- Assignment:
In the data that follows, find the line with "- relaxed cell"; transcribe it, every later line up to the one with "Solution. Relaxed volume", and that line as well, exactly and with no others.

- Data for review:

↓

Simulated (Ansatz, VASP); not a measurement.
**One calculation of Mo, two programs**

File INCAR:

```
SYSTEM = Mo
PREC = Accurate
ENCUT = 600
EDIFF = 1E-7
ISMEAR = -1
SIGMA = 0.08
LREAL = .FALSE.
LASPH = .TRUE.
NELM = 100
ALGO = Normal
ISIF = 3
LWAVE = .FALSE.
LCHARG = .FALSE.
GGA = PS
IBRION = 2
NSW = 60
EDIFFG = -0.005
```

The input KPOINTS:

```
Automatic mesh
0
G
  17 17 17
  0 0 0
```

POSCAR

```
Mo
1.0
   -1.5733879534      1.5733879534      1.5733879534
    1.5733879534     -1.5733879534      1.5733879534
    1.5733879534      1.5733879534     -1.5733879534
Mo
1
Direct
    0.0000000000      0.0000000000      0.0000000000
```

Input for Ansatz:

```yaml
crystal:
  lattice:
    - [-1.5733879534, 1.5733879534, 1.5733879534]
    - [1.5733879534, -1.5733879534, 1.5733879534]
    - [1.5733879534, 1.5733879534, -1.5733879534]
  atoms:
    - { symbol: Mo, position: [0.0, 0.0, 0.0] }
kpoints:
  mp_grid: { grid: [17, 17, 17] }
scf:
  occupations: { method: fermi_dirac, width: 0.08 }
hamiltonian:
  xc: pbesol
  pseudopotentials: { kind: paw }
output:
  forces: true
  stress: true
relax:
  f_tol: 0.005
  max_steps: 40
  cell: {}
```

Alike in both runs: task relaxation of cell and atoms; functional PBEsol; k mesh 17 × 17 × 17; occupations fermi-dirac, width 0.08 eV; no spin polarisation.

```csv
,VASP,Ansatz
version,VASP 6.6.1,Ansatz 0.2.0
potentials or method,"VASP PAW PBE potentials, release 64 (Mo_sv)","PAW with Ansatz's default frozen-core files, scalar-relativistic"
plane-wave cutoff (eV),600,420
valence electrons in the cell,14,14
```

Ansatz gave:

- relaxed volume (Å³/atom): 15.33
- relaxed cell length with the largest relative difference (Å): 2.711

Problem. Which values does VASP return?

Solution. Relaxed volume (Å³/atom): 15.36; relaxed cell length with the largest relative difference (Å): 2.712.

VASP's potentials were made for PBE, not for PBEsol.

↑

- Written answer:
- relaxed cell length with the largest relative difference (Å): 2.711

Problem. Which values does VASP return?

Solution. Relaxed volume (Å³/atom): 15.36; relaxed cell length with the largest relative difference (Å): 2.712.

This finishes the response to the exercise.